● WORK TASK
Output nothing but the lines from the first line of the entries to the line with "Inner levels of", inclusive, exactly as they read.

● RECORDED INFORMATION
────────────────────

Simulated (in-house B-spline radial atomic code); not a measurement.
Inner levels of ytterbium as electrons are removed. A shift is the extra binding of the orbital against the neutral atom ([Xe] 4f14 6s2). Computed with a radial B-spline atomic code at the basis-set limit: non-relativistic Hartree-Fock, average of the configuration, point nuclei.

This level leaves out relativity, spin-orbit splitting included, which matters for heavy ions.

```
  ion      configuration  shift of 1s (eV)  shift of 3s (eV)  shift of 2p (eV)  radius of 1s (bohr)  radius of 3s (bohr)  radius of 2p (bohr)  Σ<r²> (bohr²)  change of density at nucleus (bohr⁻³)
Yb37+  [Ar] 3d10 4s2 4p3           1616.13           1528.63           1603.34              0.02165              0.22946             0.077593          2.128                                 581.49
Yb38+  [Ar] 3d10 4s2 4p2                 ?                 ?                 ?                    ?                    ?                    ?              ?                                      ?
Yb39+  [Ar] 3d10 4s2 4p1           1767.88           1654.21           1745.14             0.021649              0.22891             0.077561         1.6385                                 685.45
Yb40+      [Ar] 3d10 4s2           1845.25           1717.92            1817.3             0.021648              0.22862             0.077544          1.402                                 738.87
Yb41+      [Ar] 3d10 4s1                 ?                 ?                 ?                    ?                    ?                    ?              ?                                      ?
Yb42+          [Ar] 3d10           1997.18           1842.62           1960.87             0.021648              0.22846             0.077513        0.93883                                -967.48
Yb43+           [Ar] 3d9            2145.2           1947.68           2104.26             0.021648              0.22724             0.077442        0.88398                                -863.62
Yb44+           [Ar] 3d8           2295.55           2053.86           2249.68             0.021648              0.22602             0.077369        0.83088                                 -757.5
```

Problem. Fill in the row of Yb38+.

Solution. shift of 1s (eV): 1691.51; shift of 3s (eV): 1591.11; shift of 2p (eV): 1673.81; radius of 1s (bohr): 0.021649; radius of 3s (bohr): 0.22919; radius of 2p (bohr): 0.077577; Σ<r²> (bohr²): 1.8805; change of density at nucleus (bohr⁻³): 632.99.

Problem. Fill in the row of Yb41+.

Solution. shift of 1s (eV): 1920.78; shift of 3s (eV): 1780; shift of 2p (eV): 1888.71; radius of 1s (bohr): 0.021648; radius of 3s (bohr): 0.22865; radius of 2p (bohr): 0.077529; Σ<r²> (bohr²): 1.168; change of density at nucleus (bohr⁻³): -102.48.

────────────────────

● RESULT
Simulated (in-house B-spline radial atomic code); not a measurement.
Inner levels of ytterbium as electrons are removed. A shift is the extra binding of the orbital against the neutral atom ([Xe] 4f14 6s2). Computed with a radial B-spline atomic code at the basis-set limit: non-relativistic Hartree-Fock, average of the configuration, point nuclei.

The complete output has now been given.